• [Task item]:
Return every line below exactly, leaving nothing out.

• [Given data]:
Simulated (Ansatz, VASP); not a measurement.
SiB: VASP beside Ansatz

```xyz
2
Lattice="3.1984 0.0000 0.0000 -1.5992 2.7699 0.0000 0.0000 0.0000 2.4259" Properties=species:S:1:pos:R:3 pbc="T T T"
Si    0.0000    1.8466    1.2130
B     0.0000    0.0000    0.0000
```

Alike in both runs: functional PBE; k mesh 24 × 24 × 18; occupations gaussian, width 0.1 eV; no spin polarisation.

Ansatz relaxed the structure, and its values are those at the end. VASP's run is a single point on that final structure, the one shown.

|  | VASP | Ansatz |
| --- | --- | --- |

• [Your response]:
Simulated (Ansatz, VASP); not a measurement.
SiB: VASP beside Ansatz

```xyz
2
Lattice="3.1984 0.0000 0.0000 -1.5992 2.7699 0.0000 0.0000 0.0000 2.4259" Properties=species:S:1:pos:R:3 pbc="T T T"
Si    0.0000    1.8466    1.2130
B     0.0000    0.0000    0.0000
```

Alike in both runs: functional PBE; k mesh 24 × 24 × 18; occupations gaussian, width 0.1 eV; no spin polarisation.

Ansatz relaxed the structure, and its values are those at the end. VASP's run is a single point on that final structure, the one shown.

|  | VASP | Ansatz |
| --- | --- | --- |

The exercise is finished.